+ + + + + + +

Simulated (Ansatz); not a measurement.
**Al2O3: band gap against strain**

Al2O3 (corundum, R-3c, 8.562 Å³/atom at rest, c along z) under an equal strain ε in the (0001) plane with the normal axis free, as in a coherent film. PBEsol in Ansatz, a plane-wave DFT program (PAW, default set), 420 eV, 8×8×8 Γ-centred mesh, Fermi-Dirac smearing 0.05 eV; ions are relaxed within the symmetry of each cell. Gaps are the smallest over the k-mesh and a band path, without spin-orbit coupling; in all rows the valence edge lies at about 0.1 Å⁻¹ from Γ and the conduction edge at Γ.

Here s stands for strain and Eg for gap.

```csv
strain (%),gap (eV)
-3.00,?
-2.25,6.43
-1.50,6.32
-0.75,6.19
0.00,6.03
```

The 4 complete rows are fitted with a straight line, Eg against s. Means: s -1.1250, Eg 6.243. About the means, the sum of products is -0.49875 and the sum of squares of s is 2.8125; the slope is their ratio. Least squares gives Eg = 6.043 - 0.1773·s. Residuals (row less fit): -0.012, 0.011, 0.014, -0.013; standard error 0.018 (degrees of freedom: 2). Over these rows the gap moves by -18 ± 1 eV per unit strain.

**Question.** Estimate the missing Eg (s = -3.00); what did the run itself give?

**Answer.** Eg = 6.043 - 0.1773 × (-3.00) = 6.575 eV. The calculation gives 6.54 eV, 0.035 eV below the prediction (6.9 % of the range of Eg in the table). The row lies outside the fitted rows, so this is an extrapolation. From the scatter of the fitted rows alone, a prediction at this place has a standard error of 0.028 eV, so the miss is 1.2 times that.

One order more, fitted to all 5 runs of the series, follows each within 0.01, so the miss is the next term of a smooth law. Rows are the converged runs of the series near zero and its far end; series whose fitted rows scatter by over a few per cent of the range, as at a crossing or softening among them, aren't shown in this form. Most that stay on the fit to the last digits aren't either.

+ + + + + + +

WORK REQUEST » Copy out the range of lines above starting at the line with "The 4 complete" and ending at the line with "1.2 times that.", exactly and including both.

EXERCISE OUTPUT »
The 4 complete rows are fitted with a straight line, Eg against s. Means: s -1.1250, Eg 6.243. About the means, the sum of products is -0.49875 and the sum of squares of s is 2.8125; the slope is their ratio. Least squares gives Eg = 6.043 - 0.1773·s. Residuals (row less fit): -0.012, 0.011, 0.014, -0.013; standard error 0.018 (degrees of freedom: 2). Over these rows the gap moves by -18 ± 1 eV per unit strain.

**Question.** Estimate the missing Eg (s = -3.00); what did the run itself give?

**Answer.** Eg = 6.043 - 0.1773 × (-3.00) = 6.575 eV. The calculation gives 6.54 eV, 0.035 eV below the prediction (6.9 % of the range of Eg in the table). The row lies outside the fitted rows, so this is an extrapolation. From the scatter of the fitted rows alone, a prediction at this place has a standard error of 0.028 eV, so the miss is 1.2 times that.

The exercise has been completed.